BRIEF: Go through the entries below from the first line and output each one exactly, up to and including the line with "### Where is the unpaired spin?".

---- SUPPLIED MATERIAL
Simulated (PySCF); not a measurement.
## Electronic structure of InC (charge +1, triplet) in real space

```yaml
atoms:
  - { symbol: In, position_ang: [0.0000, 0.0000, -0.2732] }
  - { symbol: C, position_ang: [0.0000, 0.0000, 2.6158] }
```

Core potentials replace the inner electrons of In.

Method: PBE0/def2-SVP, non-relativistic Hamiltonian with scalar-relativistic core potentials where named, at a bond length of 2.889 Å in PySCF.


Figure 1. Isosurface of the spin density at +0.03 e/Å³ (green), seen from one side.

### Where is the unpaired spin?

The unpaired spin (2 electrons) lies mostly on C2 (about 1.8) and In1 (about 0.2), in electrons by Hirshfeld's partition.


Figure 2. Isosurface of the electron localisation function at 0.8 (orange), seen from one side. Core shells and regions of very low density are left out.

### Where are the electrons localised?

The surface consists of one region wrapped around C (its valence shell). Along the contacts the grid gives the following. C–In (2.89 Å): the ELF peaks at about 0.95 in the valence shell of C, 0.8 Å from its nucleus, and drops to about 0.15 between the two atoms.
--------

ANSWER SPACE:
Simulated (PySCF); not a measurement.
## Electronic structure of InC (charge +1, triplet) in real space

```yaml
atoms:
  - { symbol: In, position_ang: [0.0000, 0.0000, -0.2732] }
  - { symbol: C, position_ang: [0.0000, 0.0000, 2.6158] }
```

Core potentials replace the inner electrons of In.

Method: PBE0/def2-SVP, non-relativistic Hamiltonian with scalar-relativistic core potentials where named, at a bond length of 2.889 Å in PySCF.


Figure 1. Isosurface of the spin density at +0.03 e/Å³ (green), seen from one side.

### Where is the unpaired spin?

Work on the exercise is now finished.